> WORK TASK: Given the entries that follow, write out exactly the lines starting at the one containing "Space group I4/mmm" and ending at the one containing "This is a model", both ends included, and only those.

> EXTRACTED DATA:
--- START ---
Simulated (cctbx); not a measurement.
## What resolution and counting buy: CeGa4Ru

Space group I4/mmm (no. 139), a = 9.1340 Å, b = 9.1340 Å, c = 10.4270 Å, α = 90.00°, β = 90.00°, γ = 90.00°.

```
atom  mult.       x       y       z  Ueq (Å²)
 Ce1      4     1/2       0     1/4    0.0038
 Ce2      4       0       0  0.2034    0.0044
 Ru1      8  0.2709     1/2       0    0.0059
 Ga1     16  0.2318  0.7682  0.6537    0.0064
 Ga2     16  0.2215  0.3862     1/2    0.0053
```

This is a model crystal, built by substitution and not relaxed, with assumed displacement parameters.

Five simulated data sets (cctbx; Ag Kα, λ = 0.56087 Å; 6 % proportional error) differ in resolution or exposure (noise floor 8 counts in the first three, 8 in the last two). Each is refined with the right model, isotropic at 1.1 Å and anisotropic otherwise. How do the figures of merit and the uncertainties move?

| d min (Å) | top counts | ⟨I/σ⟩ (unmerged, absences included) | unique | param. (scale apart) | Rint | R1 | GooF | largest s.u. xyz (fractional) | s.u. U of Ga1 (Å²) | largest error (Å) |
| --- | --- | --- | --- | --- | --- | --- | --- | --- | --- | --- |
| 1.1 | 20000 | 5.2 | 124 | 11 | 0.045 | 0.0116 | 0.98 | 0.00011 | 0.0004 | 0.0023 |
--- END ---

> EXERCISE ANSWER:
Space group I4/mmm (no. 139), a = 9.1340 Å, b = 9.1340 Å, c = 10.4270 Å, α = 90.00°, β = 90.00°, γ = 90.00°.

```
atom  mult.       x       y       z  Ueq (Å²)
 Ce1      4     1/2       0     1/4    0.0038
 Ce2      4       0       0  0.2034    0.0044
 Ru1      8  0.2709     1/2       0    0.0059
 Ga1     16  0.2318  0.7682  0.6537    0.0064
 Ga2     16  0.2215  0.3862     1/2    0.0053
```

This is a model crystal, built by substitution and not relaxed, with assumed displacement parameters.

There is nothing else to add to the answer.